▶ [BRIEF]:
Return precisely the opening lines of the listing below, ending with the line that contains "Its results: band".

=======

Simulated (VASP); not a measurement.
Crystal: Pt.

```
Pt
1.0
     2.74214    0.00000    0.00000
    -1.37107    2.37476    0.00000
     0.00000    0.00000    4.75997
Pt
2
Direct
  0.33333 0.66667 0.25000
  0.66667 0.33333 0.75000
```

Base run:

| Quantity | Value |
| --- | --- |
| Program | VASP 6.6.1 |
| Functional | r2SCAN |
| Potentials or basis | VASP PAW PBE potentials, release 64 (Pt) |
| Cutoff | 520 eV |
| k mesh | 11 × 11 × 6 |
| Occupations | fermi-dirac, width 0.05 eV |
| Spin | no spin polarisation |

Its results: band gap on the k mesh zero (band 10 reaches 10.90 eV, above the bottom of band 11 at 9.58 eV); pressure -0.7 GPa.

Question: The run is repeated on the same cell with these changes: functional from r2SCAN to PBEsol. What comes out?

=======

▶ [EXERCISE RESPONSE]:
Simulated (VASP); not a measurement.
Crystal: Pt.

```
Pt
1.0
     2.74214    0.00000    0.00000
    -1.37107    2.37476    0.00000
     0.00000    0.00000    4.75997
Pt
2
Direct
  0.33333 0.66667 0.25000
  0.66667 0.33333 0.75000
```

Base run:

| Quantity | Value |
| --- | --- |
| Program | VASP 6.6.1 |
| Functional | r2SCAN |
| Potentials or basis | VASP PAW PBE potentials, release 64 (Pt) |
| Cutoff | 520 eV |
| k mesh | 11 × 11 × 6 |
| Occupations | fermi-dirac, width 0.05 eV |
| Spin | no spin polarisation |

Its results: band gap on the k mesh zero (band 10 reaches 10.90 eV, above the bottom of band 11 at 9.58 eV); pressure -0.7 GPa.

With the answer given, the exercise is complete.